RECORDED INFORMATION:
※ ※ ※

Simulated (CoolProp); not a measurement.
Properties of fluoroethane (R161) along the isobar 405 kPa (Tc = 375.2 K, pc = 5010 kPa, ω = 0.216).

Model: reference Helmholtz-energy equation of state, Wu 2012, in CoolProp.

※ ※ ※

ACTION ITEM: Nothing may change. Retype all of the entries.

RESPONSE:
Simulated (CoolProp); not a measurement.
Properties of fluoroethane (R161) along the isobar 405 kPa (Tc = 375.2 K, pc = 5010 kPa, ω = 0.216).

Model: reference Helmholtz-energy equation of state, Wu 2012, in CoolProp.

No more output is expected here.